===== DATA LISTING

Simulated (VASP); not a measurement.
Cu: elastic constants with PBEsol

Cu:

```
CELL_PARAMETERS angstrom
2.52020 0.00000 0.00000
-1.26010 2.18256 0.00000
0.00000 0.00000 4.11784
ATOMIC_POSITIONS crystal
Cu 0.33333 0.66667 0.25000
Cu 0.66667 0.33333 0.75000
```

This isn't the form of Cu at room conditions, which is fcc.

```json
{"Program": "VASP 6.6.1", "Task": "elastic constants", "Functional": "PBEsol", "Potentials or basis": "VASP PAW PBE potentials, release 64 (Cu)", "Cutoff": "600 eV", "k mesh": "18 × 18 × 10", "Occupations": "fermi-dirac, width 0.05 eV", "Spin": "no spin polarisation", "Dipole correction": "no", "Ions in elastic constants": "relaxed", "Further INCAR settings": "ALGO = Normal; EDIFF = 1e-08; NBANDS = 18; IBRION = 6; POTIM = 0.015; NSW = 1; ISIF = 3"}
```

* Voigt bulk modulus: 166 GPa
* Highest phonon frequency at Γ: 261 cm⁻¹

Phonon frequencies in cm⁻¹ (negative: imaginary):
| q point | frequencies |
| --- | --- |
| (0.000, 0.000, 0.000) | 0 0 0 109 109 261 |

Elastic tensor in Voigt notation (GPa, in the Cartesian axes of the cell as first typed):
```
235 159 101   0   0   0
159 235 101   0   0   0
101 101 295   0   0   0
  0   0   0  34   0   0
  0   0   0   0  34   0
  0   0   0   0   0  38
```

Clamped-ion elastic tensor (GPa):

==========

*ACTION ITEM:* Give back all of the records exactly as they were provided above.

*PROBLEM SOLUTION:*
Simulated (VASP); not a measurement.
Cu: elastic constants with PBEsol

Cu:

```
CELL_PARAMETERS angstrom
2.52020 0.00000 0.00000
-1.26010 2.18256 0.00000
0.00000 0.00000 4.11784
ATOMIC_POSITIONS crystal
Cu 0.33333 0.66667 0.25000
Cu 0.66667 0.33333 0.75000
```

This isn't the form of Cu at room conditions, which is fcc.

```json
{"Program": "VASP 6.6.1", "Task": "elastic constants", "Functional": "PBEsol", "Potentials or basis": "VASP PAW PBE potentials, release 64 (Cu)", "Cutoff": "600 eV", "k mesh": "18 × 18 × 10", "Occupations": "fermi-dirac, width 0.05 eV", "Spin": "no spin polarisation", "Dipole correction": "no", "Ions in elastic constants": "relaxed", "Further INCAR settings": "ALGO = Normal; EDIFF = 1e-08; NBANDS = 18; IBRION = 6; POTIM = 0.015; NSW = 1; ISIF = 3"}
```

* Voigt bulk modulus: 166 GPa
* Highest phonon frequency at Γ: 261 cm⁻¹

Phonon frequencies in cm⁻¹ (negative: imaginary):
| q point | frequencies |
| --- | --- |
| (0.000, 0.000, 0.000) | 0 0 0 109 109 261 |

Elastic tensor in Voigt notation (GPa, in the Cartesian axes of the cell as first typed):
```
235 159 101   0   0   0
159 235 101   0   0   0
101 101 295   0   0   0
  0   0   0  34   0   0
  0   0   0   0  34   0
  0   0   0   0   0  38
```

Clamped-ion elastic tensor (GPa):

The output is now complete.